• _REQUIREMENT_
Set down a precise copy of the whole listing.

• _RECORD SET_
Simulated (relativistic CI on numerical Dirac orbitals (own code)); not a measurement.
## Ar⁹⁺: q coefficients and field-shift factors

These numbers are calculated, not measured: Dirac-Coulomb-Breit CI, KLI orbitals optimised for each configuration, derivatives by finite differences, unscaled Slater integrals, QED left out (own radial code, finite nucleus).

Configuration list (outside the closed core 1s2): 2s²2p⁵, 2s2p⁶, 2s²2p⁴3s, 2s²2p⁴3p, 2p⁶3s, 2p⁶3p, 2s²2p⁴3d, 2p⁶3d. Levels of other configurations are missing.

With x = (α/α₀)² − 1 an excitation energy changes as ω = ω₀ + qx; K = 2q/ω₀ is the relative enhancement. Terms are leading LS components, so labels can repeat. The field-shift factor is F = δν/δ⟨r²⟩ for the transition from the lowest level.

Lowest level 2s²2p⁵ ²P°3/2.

• _SOLUTION_
Simulated (relativistic CI on numerical Dirac orbitals (own code)); not a measurement.
## Ar⁹⁺: q coefficients and field-shift factors

These numbers are calculated, not measured: Dirac-Coulomb-Breit CI, KLI orbitals optimised for each configuration, derivatives by finite differences, unscaled Slater integrals, QED left out (own radial code, finite nucleus).

Configuration list (outside the closed core 1s2): 2s²2p⁵, 2s2p⁶, 2s²2p⁴3s, 2s²2p⁴3p, 2p⁶3s, 2p⁶3p, 2s²2p⁴3d, 2p⁶3d. Levels of other configurations are missing.

With x = (α/α₀)² − 1 an excitation energy changes as ω = ω₀ + qx; K = 2q/ω₀ is the relative enhancement. Terms are leading LS components, so labels can repeat. The field-shift factor is F = δν/δ⟨r²⟩ for the transition from the lowest level.

Lowest level 2s²2p⁵ ²P°3/2.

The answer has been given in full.